» **REQUIREMENT**: Everything from the first line below through the line with "mesh | 7 × 7 × 2 |" is to be transcribed exactly, and nothing past it.

» **STUDY MATERIAL**:
■ ■ ■ ■
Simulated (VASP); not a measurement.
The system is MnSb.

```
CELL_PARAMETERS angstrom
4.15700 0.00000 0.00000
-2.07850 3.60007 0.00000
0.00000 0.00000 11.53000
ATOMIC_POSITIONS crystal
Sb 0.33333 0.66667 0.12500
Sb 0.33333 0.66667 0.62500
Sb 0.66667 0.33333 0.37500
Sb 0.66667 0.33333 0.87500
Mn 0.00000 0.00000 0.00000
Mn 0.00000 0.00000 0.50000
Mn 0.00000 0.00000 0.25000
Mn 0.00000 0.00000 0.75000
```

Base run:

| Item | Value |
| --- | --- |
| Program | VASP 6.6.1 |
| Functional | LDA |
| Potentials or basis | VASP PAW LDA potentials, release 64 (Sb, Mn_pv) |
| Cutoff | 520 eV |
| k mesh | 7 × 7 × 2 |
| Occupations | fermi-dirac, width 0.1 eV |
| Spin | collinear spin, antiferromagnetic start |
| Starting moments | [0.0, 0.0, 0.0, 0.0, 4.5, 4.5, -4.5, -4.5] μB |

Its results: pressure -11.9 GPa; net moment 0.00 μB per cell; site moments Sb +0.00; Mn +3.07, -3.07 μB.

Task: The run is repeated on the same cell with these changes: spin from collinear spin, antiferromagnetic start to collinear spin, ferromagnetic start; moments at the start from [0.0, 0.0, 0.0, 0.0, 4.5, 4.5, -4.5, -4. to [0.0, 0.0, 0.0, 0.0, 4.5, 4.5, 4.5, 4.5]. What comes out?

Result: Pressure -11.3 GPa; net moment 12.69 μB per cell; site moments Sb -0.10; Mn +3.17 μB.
■ ■ ■ ■

» **ANSWER AREA**:
Simulated (VASP); not a measurement.
The system is MnSb.

```
CELL_PARAMETERS angstrom
4.15700 0.00000 0.00000
-2.07850 3.60007 0.00000
0.00000 0.00000 11.53000
ATOMIC_POSITIONS crystal
Sb 0.33333 0.66667 0.12500
Sb 0.33333 0.66667 0.62500
Sb 0.66667 0.33333 0.37500
Sb 0.66667 0.33333 0.87500
Mn 0.00000 0.00000 0.00000
Mn 0.00000 0.00000 0.50000
Mn 0.00000 0.00000 0.25000
Mn 0.00000 0.00000 0.75000
```

Base run:

| Item | Value |
| --- | --- |
| Program | VASP 6.6.1 |
| Functional | LDA |
| Potentials or basis | VASP PAW LDA potentials, release 64 (Sb, Mn_pv) |
| Cutoff | 520 eV |
| k mesh | 7 × 7 × 2 |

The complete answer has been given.